____________

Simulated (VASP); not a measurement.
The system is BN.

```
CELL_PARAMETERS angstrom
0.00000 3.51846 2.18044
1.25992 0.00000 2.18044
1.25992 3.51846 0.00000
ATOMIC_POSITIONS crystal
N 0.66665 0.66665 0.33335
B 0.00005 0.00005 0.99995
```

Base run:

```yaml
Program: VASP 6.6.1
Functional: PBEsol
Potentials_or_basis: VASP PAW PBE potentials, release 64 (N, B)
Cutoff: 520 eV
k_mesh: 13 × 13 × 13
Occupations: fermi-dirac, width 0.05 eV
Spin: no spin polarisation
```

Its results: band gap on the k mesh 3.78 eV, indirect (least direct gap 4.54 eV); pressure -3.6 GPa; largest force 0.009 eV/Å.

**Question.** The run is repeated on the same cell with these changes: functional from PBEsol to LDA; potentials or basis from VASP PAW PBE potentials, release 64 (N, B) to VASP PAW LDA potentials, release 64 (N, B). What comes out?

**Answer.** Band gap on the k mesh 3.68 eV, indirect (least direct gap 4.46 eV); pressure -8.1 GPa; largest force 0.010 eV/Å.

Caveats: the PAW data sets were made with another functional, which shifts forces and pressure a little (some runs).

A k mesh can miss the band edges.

____________

ACTION ITEM: Repeat, character for character, the lines of the material above from the line with "What comes out?" through the line with "Caveats: the PAW".

EXERCISE ANSWER:
**Question.** The run is repeated on the same cell with these changes: functional from PBEsol to LDA; potentials or basis from VASP PAW PBE potentials, release 64 (N, B) to VASP PAW LDA potentials, release 64 (N, B). What comes out?

**Answer.** Band gap on the k mesh 3.68 eV, indirect (least direct gap 4.46 eV); pressure -8.1 GPa; largest force 0.010 eV/Å.

Caveats: the PAW data sets were made with another functional, which shifts forces and pressure a little (some runs).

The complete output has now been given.